◆ **Information**
--
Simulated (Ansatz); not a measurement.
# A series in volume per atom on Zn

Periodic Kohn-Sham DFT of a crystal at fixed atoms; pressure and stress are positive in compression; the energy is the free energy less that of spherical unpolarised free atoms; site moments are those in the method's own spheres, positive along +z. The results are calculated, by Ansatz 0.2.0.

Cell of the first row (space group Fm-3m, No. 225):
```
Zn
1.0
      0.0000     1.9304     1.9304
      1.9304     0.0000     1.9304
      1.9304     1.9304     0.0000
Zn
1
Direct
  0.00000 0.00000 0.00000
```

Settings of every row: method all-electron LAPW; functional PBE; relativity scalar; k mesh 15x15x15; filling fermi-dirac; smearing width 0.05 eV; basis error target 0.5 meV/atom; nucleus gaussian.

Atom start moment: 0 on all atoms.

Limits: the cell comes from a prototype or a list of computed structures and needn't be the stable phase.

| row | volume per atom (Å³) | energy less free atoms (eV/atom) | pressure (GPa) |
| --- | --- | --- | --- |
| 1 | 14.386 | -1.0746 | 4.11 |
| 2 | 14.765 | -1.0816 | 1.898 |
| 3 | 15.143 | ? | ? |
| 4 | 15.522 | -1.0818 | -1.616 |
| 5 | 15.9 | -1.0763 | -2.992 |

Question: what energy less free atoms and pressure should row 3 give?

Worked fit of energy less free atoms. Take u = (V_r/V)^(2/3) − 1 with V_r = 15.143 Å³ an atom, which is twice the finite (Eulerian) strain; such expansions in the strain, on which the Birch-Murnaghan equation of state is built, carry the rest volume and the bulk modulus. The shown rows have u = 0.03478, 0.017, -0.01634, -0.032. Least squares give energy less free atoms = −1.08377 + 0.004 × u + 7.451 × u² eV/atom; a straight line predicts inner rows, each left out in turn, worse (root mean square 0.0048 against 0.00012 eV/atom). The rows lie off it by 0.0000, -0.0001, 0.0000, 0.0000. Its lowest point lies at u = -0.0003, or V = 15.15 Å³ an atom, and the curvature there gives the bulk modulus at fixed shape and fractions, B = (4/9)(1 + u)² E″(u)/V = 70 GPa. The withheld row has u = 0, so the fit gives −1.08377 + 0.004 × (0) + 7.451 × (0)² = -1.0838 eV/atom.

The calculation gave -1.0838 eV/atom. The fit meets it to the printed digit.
--

◆ **Task item**
Taking the entries above, restate exactly those lines that fall between the line with "Limits: the cell" and the line with "15.143 | ? | ? |", keeping both of those lines too.

◆ **Your solution**
Limits: the cell comes from a prototype or a list of computed structures and needn't be the stable phase.

| row | volume per atom (Å³) | energy less free atoms (eV/atom) | pressure (GPa) |
| --- | --- | --- | --- |
| 1 | 14.386 | -1.0746 | 4.11 |
| 2 | 14.765 | -1.0816 | 1.898 |
| 3 | 15.143 | ? | ? |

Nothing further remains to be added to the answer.